== INFORMATION ==
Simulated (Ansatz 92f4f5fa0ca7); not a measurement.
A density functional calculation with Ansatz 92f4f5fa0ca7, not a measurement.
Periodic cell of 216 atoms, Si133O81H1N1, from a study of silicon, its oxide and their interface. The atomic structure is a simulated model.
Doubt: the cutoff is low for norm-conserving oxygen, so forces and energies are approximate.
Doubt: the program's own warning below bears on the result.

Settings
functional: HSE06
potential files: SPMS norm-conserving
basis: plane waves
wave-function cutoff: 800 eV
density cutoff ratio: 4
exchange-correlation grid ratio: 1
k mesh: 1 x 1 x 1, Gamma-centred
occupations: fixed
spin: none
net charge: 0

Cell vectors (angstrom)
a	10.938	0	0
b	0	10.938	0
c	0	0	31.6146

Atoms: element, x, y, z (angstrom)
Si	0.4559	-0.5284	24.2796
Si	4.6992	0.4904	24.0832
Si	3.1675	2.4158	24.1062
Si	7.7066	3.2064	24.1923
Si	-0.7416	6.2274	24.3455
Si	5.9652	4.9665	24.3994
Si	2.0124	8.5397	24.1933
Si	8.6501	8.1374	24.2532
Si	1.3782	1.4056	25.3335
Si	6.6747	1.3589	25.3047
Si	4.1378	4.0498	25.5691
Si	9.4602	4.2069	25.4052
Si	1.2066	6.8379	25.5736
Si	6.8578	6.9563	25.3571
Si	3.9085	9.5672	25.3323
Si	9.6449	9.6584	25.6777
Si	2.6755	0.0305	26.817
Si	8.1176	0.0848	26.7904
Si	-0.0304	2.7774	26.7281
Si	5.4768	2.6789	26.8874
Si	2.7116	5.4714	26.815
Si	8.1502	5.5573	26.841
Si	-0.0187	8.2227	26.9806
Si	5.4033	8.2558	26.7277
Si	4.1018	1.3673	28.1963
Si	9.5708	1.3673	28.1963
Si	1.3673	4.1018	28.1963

== WORK REQUEST ==
Would you print, exactly as written, every line above from the one holding "Doubt: the cutoff" through the one holding "wave-function cutoff: 800 eV", with both included and no other lines?

== WRITTEN ANSWER ==
Doubt: the cutoff is low for norm-conserving oxygen, so forces and energies are approximate.
Doubt: the program's own warning below bears on the result.

Settings
functional: HSE06
potential files: SPMS norm-conserving
basis: plane waves
wave-function cutoff: 800 eV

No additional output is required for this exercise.